=== Begin Enclosure ===
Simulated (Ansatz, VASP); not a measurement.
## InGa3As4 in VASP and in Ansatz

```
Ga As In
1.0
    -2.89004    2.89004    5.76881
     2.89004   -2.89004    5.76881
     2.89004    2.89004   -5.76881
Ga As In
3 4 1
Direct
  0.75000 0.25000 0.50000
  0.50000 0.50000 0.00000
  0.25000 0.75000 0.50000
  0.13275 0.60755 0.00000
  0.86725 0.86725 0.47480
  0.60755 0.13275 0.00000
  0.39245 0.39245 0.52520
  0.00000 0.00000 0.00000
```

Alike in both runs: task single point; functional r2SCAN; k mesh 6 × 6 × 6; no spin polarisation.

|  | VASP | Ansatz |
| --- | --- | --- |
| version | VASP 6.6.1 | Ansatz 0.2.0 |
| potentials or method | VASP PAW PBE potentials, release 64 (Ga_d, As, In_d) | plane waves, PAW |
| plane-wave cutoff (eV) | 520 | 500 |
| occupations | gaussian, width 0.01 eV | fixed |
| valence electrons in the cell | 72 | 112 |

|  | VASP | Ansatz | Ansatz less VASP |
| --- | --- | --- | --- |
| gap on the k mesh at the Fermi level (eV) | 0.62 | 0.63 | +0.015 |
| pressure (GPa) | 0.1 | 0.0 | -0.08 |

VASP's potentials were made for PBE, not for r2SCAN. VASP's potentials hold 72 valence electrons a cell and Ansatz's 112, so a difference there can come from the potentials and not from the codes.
=== End Enclosure ===

ASSIGNED TASK.
In the listing above, find the line containing "less VASP |" and the line containing "0.0 | -0.08 |". Output them and every line between, exactly, and nothing else.

EXERCISE SOLUTION.
|  | VASP | Ansatz | Ansatz less VASP |
| --- | --- | --- | --- |
| gap on the k mesh at the Fermi level (eV) | 0.62 | 0.63 | +0.015 |
| pressure (GPa) | 0.1 | 0.0 | -0.08 |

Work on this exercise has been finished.